◆ **Exercise**
From the listing below, retype exactly the line holding "error at Gamma = 0.02411 eV", the line holding "width between Gamma and the corner = 0.04699", and the lines between them; skip everything else.

◆ **Supplied records**
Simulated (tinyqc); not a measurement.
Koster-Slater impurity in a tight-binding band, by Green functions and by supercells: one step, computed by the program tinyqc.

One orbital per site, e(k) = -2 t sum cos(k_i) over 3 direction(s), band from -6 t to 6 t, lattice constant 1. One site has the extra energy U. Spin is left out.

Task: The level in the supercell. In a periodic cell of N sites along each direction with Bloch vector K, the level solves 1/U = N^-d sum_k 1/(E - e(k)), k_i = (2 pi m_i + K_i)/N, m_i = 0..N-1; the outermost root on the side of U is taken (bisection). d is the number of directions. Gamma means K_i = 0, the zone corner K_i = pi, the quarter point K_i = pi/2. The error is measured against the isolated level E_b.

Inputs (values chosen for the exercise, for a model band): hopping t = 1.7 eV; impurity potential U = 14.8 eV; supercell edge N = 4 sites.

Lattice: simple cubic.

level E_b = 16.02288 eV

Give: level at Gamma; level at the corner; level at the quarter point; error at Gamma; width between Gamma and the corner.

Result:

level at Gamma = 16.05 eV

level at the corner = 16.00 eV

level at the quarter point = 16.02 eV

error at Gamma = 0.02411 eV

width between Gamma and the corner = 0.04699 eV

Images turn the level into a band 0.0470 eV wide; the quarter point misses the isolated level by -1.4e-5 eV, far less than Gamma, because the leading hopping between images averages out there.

◆ **Task output**
error at Gamma = 0.02411 eV

width between Gamma and the corner = 0.04699 eV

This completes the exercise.